**ASSIGNMENT**
From the records below, set down exactly the lines starting with the line that contains "The cell was" and going on through the line that contains "ferromagnetic start |". Nothing else is wanted.

Top of MATERIAL SUPPLIED

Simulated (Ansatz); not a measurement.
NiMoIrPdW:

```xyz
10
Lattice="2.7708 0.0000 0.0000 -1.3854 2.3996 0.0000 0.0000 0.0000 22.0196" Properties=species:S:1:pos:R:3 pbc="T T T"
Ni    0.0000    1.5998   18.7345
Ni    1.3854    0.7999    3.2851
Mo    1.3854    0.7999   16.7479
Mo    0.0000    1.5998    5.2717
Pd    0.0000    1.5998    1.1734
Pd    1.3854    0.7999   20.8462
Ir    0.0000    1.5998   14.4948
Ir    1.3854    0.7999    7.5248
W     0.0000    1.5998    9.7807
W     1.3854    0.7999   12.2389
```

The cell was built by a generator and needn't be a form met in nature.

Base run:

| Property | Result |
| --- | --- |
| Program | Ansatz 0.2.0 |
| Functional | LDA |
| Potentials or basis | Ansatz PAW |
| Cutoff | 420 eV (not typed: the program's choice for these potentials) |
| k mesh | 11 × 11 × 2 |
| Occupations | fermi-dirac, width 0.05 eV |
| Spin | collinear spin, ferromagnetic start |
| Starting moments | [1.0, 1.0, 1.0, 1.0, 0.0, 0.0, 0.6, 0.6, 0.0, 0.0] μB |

Bottom of MATERIAL SUPPLIED

**EXPECTED ANSWER**
The cell was built by a generator and needn't be a form met in nature.

Base run:

| Property | Result |
| --- | --- |
| Program | Ansatz 0.2.0 |
| Functional | LDA |
| Potentials or basis | Ansatz PAW |
| Cutoff | 420 eV (not typed: the program's choice for these potentials) |
| k mesh | 11 × 11 × 2 |
| Occupations | fermi-dirac, width 0.05 eV |
| Spin | collinear spin, ferromagnetic start |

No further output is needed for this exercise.